__EXERCISE__: Write out all of the entries exactly, please.

Segment Open
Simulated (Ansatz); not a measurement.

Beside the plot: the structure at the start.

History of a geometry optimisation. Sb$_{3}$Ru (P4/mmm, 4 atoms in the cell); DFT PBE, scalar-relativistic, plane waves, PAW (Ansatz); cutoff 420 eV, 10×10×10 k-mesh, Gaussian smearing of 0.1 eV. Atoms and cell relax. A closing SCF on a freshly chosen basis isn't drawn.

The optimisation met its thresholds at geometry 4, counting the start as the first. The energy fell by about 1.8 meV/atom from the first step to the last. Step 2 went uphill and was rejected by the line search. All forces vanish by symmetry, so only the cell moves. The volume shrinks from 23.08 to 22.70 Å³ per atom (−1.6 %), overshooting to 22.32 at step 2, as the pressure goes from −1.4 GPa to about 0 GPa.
Segment Closed

__EXERCISE OUTPUT__:
Simulated (Ansatz); not a measurement.

Beside the plot: the structure at the start.

History of a geometry optimisation. Sb$_{3}$Ru (P4/mmm, 4 atoms in the cell); DFT PBE, scalar-relativistic, plane waves, PAW (Ansatz); cutoff 420 eV, 10×10×10 k-mesh, Gaussian smearing of 0.1 eV. Atoms and cell relax. A closing SCF on a freshly chosen basis isn't drawn.

The optimisation met its thresholds at geometry 4, counting the start as the first. The energy fell by about 1.8 meV/atom from the first step to the last. Step 2 went uphill and was rejected by the line search. All forces vanish by symmetry, so only the cell moves. The volume shrinks from 23.08 to 22.70 Å³ per atom (−1.6 %), overshooting to 22.32 at step 2, as the pressure goes from −1.4 GPa to about 0 GPa.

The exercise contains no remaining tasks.